*Action item*
In the entries below, find the line with "The same molecule" and the line with "the positive end?**". Return those two lines and all lines between them, exactly.

[Dataset excerpts Boundary: Start]

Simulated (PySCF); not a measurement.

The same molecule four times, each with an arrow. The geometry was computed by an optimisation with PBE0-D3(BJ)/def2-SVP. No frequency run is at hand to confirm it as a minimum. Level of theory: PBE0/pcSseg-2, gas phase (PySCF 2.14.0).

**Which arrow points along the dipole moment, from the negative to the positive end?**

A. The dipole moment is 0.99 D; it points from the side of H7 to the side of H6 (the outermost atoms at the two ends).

[Dataset excerpts Boundary: End]

*Expected answer*
The same molecule four times, each with an arrow. The geometry was computed by an optimisation with PBE0-D3(BJ)/def2-SVP. No frequency run is at hand to confirm it as a minimum. Level of theory: PBE0/pcSseg-2, gas phase (PySCF 2.14.0).

**Which arrow points along the dipole moment, from the negative to the positive end?**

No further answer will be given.